> **RECORD EXCERPTS**:

══════

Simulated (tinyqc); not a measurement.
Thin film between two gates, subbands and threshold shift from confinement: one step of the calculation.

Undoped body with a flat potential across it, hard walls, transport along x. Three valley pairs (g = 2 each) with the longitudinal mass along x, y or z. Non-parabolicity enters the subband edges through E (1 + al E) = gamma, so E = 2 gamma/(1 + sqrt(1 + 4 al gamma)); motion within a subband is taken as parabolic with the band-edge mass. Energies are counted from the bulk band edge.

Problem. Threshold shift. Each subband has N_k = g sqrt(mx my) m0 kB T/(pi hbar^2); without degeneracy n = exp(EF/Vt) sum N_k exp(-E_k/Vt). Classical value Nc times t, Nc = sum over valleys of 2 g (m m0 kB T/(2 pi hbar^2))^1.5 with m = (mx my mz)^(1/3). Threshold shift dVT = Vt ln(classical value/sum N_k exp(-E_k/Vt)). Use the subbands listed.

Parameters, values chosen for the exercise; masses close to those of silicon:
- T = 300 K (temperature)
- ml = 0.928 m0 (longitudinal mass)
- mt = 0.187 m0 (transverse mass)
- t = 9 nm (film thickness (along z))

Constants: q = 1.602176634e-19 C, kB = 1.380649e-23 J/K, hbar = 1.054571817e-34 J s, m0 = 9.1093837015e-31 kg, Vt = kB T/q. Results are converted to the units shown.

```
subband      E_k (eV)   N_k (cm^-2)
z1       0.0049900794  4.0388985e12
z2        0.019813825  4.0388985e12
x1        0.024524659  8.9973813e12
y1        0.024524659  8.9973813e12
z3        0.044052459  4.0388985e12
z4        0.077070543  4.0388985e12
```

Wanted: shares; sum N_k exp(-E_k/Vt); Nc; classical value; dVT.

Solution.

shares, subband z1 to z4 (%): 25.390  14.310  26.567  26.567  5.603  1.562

══════

In the listing above, start at the line with "Problem. Threshold shift.", go on through the line with "- ml = 0.928 m0 (longitudinal mass)", and copy each of those lines exactly; leave out all the rest.

> **RESPONSE**:
Problem. Threshold shift. Each subband has N_k = g sqrt(mx my) m0 kB T/(pi hbar^2); without degeneracy n = exp(EF/Vt) sum N_k exp(-E_k/Vt). Classical value Nc times t, Nc = sum over valleys of 2 g (m m0 kB T/(2 pi hbar^2))^1.5 with m = (mx my mz)^(1/3). Threshold shift dVT = Vt ln(classical value/sum N_k exp(-E_k/Vt)). Use the subbands listed.

Parameters, values chosen for the exercise; masses close to those of silicon:
- T = 300 K (temperature)
- ml = 0.928 m0 (longitudinal mass)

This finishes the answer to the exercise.